Assigned task:
Give again the entries below exactly, beginning at the first line and ending at the line with "(3) Planar: angles".

Information given:
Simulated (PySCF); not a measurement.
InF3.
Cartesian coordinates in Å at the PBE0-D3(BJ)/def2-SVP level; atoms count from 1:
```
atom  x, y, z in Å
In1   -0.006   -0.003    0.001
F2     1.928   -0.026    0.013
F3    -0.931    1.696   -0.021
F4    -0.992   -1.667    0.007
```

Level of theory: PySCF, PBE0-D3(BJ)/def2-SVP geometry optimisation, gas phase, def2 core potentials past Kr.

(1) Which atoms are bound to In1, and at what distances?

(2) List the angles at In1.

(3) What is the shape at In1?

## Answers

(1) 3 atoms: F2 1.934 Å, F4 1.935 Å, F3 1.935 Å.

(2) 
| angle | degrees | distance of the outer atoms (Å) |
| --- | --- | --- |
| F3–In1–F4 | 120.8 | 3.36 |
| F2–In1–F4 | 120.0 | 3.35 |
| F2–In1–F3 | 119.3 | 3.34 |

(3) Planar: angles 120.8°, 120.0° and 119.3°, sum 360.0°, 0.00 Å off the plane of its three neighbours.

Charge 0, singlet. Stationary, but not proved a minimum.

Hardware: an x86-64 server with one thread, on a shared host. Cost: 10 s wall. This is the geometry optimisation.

Answer area:
Simulated (PySCF); not a measurement.
InF3.
Cartesian coordinates in Å at the PBE0-D3(BJ)/def2-SVP level; atoms count from 1:
```
atom  x, y, z in Å
In1   -0.006   -0.003    0.001
F2     1.928   -0.026    0.013
F3    -0.931    1.696   -0.021
F4    -0.992   -1.667    0.007
```

Level of theory: PySCF, PBE0-D3(BJ)/def2-SVP geometry optimisation, gas phase, def2 core potentials past Kr.

(1) Which atoms are bound to In1, and at what distances?

(2) List the angles at In1.

(3) What is the shape at In1?

## Answers

(1) 3 atoms: F2 1.934 Å, F4 1.935 Å, F3 1.935 Å.

(2) 
| angle | degrees | distance of the outer atoms (Å) |
| --- | --- | --- |
| F3–In1–F4 | 120.8 | 3.36 |
| F2–In1–F4 | 120.0 | 3.35 |
| F2–In1–F3 | 119.3 | 3.34 |

(3) Planar: angles 120.8°, 120.0° and 119.3°, sum 360.0°, 0.00 Å off the plane of its three neighbours.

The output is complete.